Exercise: Write out the listing below again, precisely as it is given.

Extracted material:
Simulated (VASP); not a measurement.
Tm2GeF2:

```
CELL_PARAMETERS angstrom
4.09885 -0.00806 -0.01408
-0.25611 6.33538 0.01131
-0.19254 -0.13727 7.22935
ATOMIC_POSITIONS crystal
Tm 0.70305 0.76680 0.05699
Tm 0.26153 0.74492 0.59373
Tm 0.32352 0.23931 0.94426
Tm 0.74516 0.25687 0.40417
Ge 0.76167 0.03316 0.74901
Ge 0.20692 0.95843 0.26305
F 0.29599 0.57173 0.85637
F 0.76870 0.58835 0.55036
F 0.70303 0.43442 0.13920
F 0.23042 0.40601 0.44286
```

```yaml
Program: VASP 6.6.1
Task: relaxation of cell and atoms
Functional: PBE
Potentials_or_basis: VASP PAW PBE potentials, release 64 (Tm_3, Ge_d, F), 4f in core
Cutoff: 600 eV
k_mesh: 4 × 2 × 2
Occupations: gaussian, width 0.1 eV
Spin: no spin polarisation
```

Written solution:
Simulated (VASP); not a measurement.
Tm2GeF2:

```
CELL_PARAMETERS angstrom
4.09885 -0.00806 -0.01408
-0.25611 6.33538 0.01131
-0.19254 -0.13727 7.22935
ATOMIC_POSITIONS crystal
Tm 0.70305 0.76680 0.05699
Tm 0.26153 0.74492 0.59373
Tm 0.32352 0.23931 0.94426
Tm 0.74516 0.25687 0.40417
Ge 0.76167 0.03316 0.74901
Ge 0.20692 0.95843 0.26305
F 0.29599 0.57173 0.85637
F 0.76870 0.58835 0.55036
F 0.70303 0.43442 0.13920
F 0.23042 0.40601 0.44286
```

```yaml
Program: VASP 6.6.1
Task: relaxation of cell and atoms
Functional: PBE
Potentials_or_basis: VASP PAW PBE potentials, release 64 (Tm_3, Ge_d, F), 4f in core
Cutoff: 600 eV
k_mesh: 4 × 2 × 2
Occupations: gaussian, width 0.1 eV
Spin: no spin polarisation
```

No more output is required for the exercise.